_Brief_
Would you retype each of the records exactly as shown?

_Supplied material_
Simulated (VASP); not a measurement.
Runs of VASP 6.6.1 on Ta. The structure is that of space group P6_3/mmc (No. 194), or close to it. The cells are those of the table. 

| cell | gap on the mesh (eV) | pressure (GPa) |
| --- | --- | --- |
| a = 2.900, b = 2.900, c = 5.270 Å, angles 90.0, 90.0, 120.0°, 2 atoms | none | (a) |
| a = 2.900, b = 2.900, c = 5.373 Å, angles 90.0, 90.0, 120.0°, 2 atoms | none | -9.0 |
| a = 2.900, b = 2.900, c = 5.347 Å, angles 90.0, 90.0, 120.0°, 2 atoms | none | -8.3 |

_Expected answer_
Simulated (VASP); not a measurement.
Runs of VASP 6.6.1 on Ta. The structure is that of space group P6_3/mmc (No. 194), or close to it. The cells are those of the table. 

| cell | gap on the mesh (eV) | pressure (GPa) |
| --- | --- | --- |
| a = 2.900, b = 2.900, c = 5.270 Å, angles 90.0, 90.0, 120.0°, 2 atoms | none | (a) |
| a = 2.900, b = 2.900, c = 5.373 Å, angles 90.0, 90.0, 120.0°, 2 atoms | none | -9.0 |
| a = 2.900, b = 2.900, c = 5.347 Å, angles 90.0, 90.0, 120.0°, 2 atoms | none | -8.3 |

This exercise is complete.